┌──

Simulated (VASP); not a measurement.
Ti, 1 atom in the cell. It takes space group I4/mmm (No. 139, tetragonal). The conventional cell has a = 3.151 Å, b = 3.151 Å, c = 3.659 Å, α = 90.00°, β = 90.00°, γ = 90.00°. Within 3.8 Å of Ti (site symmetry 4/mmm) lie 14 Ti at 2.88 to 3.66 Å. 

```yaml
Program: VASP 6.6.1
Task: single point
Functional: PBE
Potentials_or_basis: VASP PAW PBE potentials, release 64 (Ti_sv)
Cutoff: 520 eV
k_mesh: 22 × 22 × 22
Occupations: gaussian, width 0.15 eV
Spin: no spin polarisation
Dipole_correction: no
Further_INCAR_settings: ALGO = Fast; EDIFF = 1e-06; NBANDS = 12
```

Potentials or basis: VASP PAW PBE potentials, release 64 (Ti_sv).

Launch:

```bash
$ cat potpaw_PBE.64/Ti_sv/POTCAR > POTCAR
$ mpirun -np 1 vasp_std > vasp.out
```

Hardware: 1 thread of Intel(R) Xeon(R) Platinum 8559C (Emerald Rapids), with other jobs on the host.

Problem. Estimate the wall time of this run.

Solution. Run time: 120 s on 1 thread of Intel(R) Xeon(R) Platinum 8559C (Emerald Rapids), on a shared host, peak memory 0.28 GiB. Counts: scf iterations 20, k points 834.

└──

Give back the records above exactly, limited to the lines between the one holding "Potentials or basis: VASP" and the one holding "Problem. Estimate the wall time of this run.", inclusive.

◆ WORKED SOLUTION
Potentials or basis: VASP PAW PBE potentials, release 64 (Ti_sv).

Launch:

```bash
$ cat potpaw_PBE.64/Ti_sv/POTCAR > POTCAR
$ mpirun -np 1 vasp_std > vasp.out
```

Hardware: 1 thread of Intel(R) Xeon(R) Platinum 8559C (Emerald Rapids), with other jobs on the host.

Problem. Estimate the wall time of this run.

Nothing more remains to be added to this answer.